#####
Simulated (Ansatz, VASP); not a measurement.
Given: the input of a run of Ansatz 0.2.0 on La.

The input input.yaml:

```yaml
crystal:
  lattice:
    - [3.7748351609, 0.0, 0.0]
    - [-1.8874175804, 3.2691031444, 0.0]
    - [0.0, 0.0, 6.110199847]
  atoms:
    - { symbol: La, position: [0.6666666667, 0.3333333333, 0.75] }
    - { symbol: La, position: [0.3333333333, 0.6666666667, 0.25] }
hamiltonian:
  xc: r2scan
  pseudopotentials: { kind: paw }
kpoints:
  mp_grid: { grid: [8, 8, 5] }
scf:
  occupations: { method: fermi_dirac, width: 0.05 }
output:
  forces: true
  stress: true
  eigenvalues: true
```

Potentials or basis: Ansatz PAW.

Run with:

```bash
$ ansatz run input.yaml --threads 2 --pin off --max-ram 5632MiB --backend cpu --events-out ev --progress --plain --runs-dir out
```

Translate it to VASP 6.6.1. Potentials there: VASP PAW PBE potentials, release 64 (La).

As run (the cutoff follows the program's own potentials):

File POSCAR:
#####

Exercise → Give back the records word for word. Start at the first line, end at the line containing "As run (the", and include both.

Answer area →
Simulated (Ansatz, VASP); not a measurement.
Given: the input of a run of Ansatz 0.2.0 on La.

The input input.yaml:

```yaml
crystal:
  lattice:
    - [3.7748351609, 0.0, 0.0]
    - [-1.8874175804, 3.2691031444, 0.0]
    - [0.0, 0.0, 6.110199847]
  atoms:
    - { symbol: La, position: [0.6666666667, 0.3333333333, 0.75] }
    - { symbol: La, position: [0.3333333333, 0.6666666667, 0.25] }
hamiltonian:
  xc: r2scan
  pseudopotentials: { kind: paw }
kpoints:
  mp_grid: { grid: [8, 8, 5] }
scf:
  occupations: { method: fermi_dirac, width: 0.05 }
output:
  forces: true
  stress: true
  eigenvalues: true
```

Potentials or basis: Ansatz PAW.

Run with:

```bash
$ ansatz run input.yaml --threads 2 --pin off --max-ram 5632MiB --backend cpu --events-out ev --progress --plain --runs-dir out
```

Translate it to VASP 6.6.1. Potentials there: VASP PAW PBE potentials, release 64 (La).

As run (the cutoff follows the program's own potentials):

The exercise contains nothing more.